◆ EXERCISE: Exact copies of all the entries are needed.

◆ RAW DATA:
==============================
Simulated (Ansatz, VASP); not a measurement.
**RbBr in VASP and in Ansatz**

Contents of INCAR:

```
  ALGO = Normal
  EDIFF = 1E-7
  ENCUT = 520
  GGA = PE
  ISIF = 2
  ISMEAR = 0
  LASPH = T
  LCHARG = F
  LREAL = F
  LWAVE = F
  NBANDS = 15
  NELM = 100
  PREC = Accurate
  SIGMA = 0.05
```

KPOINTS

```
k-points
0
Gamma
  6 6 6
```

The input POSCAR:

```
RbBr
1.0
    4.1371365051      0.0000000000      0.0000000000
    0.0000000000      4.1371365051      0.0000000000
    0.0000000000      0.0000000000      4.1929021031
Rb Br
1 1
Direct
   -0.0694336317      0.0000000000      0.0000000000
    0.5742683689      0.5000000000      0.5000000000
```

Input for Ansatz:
==============================

◆ TASK RESPONSE:
Simulated (Ansatz, VASP); not a measurement.
**RbBr in VASP and in Ansatz**

Contents of INCAR:

```
  ALGO = Normal
  EDIFF = 1E-7
  ENCUT = 520
  GGA = PE
  ISIF = 2
  ISMEAR = 0
  LASPH = T
  LCHARG = F
  LREAL = F
  LWAVE = F
  NBANDS = 15
  NELM = 100
  PREC = Accurate
  SIGMA = 0.05
```

KPOINTS

```
k-points
0
Gamma
  6 6 6
```

The input POSCAR:

```
RbBr
1.0
    4.1371365051      0.0000000000      0.0000000000
    0.0000000000      4.1371365051      0.0000000000
    0.0000000000      0.0000000000      4.1929021031
Rb Br
1 1
Direct
   -0.0694336317      0.0000000000      0.0000000000
    0.5742683689      0.5000000000      0.5000000000
```

Input for Ansatz:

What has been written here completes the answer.